——————————

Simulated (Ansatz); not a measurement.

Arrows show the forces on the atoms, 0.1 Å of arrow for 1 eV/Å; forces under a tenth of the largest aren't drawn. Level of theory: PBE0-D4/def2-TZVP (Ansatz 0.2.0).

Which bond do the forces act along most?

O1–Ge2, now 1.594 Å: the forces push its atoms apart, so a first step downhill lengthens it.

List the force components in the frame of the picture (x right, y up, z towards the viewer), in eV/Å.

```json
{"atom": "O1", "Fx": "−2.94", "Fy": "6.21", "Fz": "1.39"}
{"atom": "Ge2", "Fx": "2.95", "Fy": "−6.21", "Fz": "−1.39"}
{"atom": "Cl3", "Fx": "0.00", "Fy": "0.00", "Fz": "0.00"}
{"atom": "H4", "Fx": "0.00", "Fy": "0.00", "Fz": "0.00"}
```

——————————

▸ REQUIREMENT
Transcribe the entire listing above precisely.

▸ ANSWER SECTION
Simulated (Ansatz); not a measurement.

Arrows show the forces on the atoms, 0.1 Å of arrow for 1 eV/Å; forces under a tenth of the largest aren't drawn. Level of theory: PBE0-D4/def2-TZVP (Ansatz 0.2.0).

Which bond do the forces act along most?

O1–Ge2, now 1.594 Å: the forces push its atoms apart, so a first step downhill lengthens it.

List the force components in the frame of the picture (x right, y up, z towards the viewer), in eV/Å.

```json
{"atom": "O1", "Fx": "−2.94", "Fy": "6.21", "Fz": "1.39"}
{"atom": "Ge2", "Fx": "2.95", "Fy": "−6.21", "Fz": "−1.39"}
{"atom": "Cl3", "Fx": "0.00", "Fy": "0.00", "Fz": "0.00"}
{"atom": "H4", "Fx": "0.00", "Fy": "0.00", "Fz": "0.00"}
```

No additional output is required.